§ Brief
The lines from the start of the listing through the line containing "List the levels" should be printed exactly, and no other lines should be printed.

■ ■ ■ ■ ■

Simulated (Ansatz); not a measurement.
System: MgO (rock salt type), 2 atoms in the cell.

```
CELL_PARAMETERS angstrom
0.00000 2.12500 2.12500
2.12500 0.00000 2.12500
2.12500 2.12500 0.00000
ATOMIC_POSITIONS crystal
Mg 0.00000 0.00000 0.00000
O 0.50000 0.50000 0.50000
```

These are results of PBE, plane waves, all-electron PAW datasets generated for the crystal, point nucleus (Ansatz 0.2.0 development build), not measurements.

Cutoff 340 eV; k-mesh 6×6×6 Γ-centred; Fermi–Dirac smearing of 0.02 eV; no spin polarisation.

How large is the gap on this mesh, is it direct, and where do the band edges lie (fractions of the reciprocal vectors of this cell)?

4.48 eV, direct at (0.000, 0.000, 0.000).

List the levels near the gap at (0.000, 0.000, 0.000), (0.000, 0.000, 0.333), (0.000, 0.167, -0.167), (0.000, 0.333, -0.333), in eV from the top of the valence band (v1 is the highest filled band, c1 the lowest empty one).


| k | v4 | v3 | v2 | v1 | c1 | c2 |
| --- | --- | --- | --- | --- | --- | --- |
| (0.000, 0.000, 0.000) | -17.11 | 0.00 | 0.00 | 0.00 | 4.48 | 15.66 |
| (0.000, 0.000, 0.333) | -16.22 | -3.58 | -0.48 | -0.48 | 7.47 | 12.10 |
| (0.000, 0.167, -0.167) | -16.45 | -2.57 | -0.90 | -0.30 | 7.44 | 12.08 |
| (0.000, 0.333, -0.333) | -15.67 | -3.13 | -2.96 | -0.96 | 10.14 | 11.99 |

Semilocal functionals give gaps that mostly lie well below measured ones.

■ ■ ■ ■ ■

§ Answer space
Simulated (Ansatz); not a measurement.
System: MgO (rock salt type), 2 atoms in the cell.

```
CELL_PARAMETERS angstrom
0.00000 2.12500 2.12500
2.12500 0.00000 2.12500
2.12500 2.12500 0.00000
ATOMIC_POSITIONS crystal
Mg 0.00000 0.00000 0.00000
O 0.50000 0.50000 0.50000
```

These are results of PBE, plane waves, all-electron PAW datasets generated for the crystal, point nucleus (Ansatz 0.2.0 development build), not measurements.

Cutoff 340 eV; k-mesh 6×6×6 Γ-centred; Fermi–Dirac smearing of 0.02 eV; no spin polarisation.

How large is the gap on this mesh, is it direct, and where do the band edges lie (fractions of the reciprocal vectors of this cell)?

4.48 eV, direct at (0.000, 0.000, 0.000).

List the levels near the gap at (0.000, 0.000, 0.000), (0.000, 0.000, 0.333), (0.000, 0.167, -0.167), (0.000, 0.333, -0.333), in eV from the top of the valence band (v1 is the highest filled band, c1 the lowest empty one).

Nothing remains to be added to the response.